-- Opening Marker --

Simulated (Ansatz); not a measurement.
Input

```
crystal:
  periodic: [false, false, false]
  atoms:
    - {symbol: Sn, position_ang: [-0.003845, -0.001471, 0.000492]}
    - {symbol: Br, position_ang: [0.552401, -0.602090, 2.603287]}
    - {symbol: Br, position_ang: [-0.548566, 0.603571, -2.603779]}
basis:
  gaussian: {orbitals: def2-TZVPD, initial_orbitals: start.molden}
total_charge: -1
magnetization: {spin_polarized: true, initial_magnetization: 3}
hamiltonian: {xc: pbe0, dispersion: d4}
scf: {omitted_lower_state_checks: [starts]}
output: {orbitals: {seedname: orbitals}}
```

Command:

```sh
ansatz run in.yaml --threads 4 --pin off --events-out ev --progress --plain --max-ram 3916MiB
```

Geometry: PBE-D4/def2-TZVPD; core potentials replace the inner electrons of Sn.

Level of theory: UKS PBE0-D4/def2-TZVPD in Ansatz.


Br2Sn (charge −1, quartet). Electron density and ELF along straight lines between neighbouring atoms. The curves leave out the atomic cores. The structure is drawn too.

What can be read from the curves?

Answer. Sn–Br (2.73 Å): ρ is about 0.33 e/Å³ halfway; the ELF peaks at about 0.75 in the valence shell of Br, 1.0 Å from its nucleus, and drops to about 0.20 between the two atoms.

-- Closing Marker --

### Requirement
Take the lines above from the first through the one containing "What can be read from the curves?" and reproduce them exactly; include nothing else.

### Your response
Simulated (Ansatz); not a measurement.
Input

```
crystal:
  periodic: [false, false, false]
  atoms:
    - {symbol: Sn, position_ang: [-0.003845, -0.001471, 0.000492]}
    - {symbol: Br, position_ang: [0.552401, -0.602090, 2.603287]}
    - {symbol: Br, position_ang: [-0.548566, 0.603571, -2.603779]}
basis:
  gaussian: {orbitals: def2-TZVPD, initial_orbitals: start.molden}
total_charge: -1
magnetization: {spin_polarized: true, initial_magnetization: 3}
hamiltonian: {xc: pbe0, dispersion: d4}
scf: {omitted_lower_state_checks: [starts]}
output: {orbitals: {seedname: orbitals}}
```

Command:

```sh
ansatz run in.yaml --threads 4 --pin off --events-out ev --progress --plain --max-ram 3916MiB
```

Geometry: PBE-D4/def2-TZVPD; core potentials replace the inner electrons of Sn.

Level of theory: UKS PBE0-D4/def2-TZVPD in Ansatz.


Br2Sn (charge −1, quartet). Electron density and ELF along straight lines between neighbouring atoms. The curves leave out the atomic cores. The structure is drawn too.

What can be read from the curves?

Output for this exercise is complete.